_ASSIGNED TASK_. Read the entries that follow and give each one again precisely.

══════

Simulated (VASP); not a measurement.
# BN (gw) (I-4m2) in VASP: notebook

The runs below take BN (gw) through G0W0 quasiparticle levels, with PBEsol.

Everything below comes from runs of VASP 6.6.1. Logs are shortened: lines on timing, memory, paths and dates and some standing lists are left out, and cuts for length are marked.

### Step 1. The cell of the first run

══════

_ANSWER SPACE_.
Simulated (VASP); not a measurement.
# BN (gw) (I-4m2) in VASP: notebook

The runs below take BN (gw) through G0W0 quasiparticle levels, with PBEsol.

Everything below comes from runs of VASP 6.6.1. Logs are shortened: lines on timing, memory, paths and dates and some standing lists are left out, and cuts for length are marked.

### Step 1. The cell of the first run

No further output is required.